Extracted records
★ ★ ★ ★ ★

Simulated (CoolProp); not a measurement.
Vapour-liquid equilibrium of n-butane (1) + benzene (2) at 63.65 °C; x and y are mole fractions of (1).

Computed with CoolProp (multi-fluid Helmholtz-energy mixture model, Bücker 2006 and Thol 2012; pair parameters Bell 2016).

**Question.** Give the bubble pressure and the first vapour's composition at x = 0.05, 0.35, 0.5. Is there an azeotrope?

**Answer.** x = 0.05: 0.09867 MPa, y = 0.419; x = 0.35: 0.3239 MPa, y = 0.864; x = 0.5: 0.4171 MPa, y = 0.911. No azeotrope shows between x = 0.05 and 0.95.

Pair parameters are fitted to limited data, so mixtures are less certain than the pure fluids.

★ ★ ★ ★ ★

Work instruction
All that belongs in your answer is the stretch of entries above from the line with "Computed with CoolProp" through the line with "0.05 and 0.95.", printed exactly.

Exercise answer
Computed with CoolProp (multi-fluid Helmholtz-energy mixture model, Bücker 2006 and Thol 2012; pair parameters Bell 2016).

**Question.** Give the bubble pressure and the first vapour's composition at x = 0.05, 0.35, 0.5. Is there an azeotrope?

**Answer.** x = 0.05: 0.09867 MPa, y = 0.419; x = 0.35: 0.3239 MPa, y = 0.864; x = 0.5: 0.4171 MPa, y = 0.911. No azeotrope shows between x = 0.05 and 0.95.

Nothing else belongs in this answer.